____ Entries shown

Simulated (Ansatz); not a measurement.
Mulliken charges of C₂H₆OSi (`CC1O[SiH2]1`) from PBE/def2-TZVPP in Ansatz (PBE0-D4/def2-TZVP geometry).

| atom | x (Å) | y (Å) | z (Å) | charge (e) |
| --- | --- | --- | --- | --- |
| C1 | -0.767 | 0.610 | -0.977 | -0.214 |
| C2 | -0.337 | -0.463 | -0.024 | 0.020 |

________

● Requirement:
Repeat the whole listing word for word.

● Problem solution:
Simulated (Ansatz); not a measurement.
Mulliken charges of C₂H₆OSi (`CC1O[SiH2]1`) from PBE/def2-TZVPP in Ansatz (PBE0-D4/def2-TZVP geometry).

| atom | x (Å) | y (Å) | z (Å) | charge (e) |
| --- | --- | --- | --- | --- |
| C1 | -0.767 | 0.610 | -0.977 | -0.214 |
| C2 | -0.337 | -0.463 | -0.024 | 0.020 |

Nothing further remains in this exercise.